◆ Excerpted data:
↓

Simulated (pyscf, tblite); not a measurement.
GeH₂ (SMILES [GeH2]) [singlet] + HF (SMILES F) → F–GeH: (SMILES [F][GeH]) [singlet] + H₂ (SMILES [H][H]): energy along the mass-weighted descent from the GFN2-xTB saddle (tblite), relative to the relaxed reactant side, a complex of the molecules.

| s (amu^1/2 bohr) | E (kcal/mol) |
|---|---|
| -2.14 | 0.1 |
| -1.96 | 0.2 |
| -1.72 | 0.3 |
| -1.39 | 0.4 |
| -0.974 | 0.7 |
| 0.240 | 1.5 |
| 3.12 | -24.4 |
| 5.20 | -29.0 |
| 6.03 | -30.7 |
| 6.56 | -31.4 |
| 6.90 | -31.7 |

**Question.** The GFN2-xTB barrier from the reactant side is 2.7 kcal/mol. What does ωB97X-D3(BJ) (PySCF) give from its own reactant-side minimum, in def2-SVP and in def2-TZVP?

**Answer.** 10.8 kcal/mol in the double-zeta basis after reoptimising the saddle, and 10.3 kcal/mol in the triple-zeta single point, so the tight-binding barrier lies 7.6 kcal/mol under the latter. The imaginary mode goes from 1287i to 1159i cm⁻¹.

↑

Produce only the lines from the line containing "-0.974 | 0.7 |" through the line containing "and in def2-TZVP?", inclusive of both, exactly as they stand in the entries above.

| -0.974 | 0.7 |
| 0.240 | 1.5 |
| 3.12 | -24.4 |
| 5.20 | -29.0 |
| 6.03 | -30.7 |
| 6.56 | -31.4 |
| 6.90 | -31.7 |

**Question.** The GFN2-xTB barrier from the reactant side is 2.7 kcal/mol. What does ωB97X-D3(BJ) (PySCF) give from its own reactant-side minimum, in def2-SVP and in def2-TZVP?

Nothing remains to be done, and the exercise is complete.